## GIVEN RECORDS
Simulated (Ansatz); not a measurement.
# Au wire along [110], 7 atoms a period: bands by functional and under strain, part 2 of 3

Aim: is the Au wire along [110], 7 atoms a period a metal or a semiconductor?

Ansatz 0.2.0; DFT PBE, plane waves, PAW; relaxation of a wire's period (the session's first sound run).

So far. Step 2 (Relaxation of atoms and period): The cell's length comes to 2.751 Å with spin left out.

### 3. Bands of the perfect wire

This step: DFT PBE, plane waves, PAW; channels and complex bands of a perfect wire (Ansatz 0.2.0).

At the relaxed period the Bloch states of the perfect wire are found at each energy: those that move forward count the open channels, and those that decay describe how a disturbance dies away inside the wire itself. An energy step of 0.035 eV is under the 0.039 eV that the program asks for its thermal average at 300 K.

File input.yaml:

## WORK REQUEST
The full set of records should be duplicated exactly.

## EXERCISE OUTPUT
Simulated (Ansatz); not a measurement.
# Au wire along [110], 7 atoms a period: bands by functional and under strain, part 2 of 3

Aim: is the Au wire along [110], 7 atoms a period a metal or a semiconductor?

Ansatz 0.2.0; DFT PBE, plane waves, PAW; relaxation of a wire's period (the session's first sound run).

So far. Step 2 (Relaxation of atoms and period): The cell's length comes to 2.751 Å with spin left out.

### 3. Bands of the perfect wire

This step: DFT PBE, plane waves, PAW; channels and complex bands of a perfect wire (Ansatz 0.2.0).

At the relaxed period the Bloch states of the perfect wire are found at each energy: those that move forward count the open channels, and those that decay describe how a disturbance dies away inside the wire itself. An energy step of 0.035 eV is under the 0.039 eV that the program asks for its thermal average at 300 K.

File input.yaml:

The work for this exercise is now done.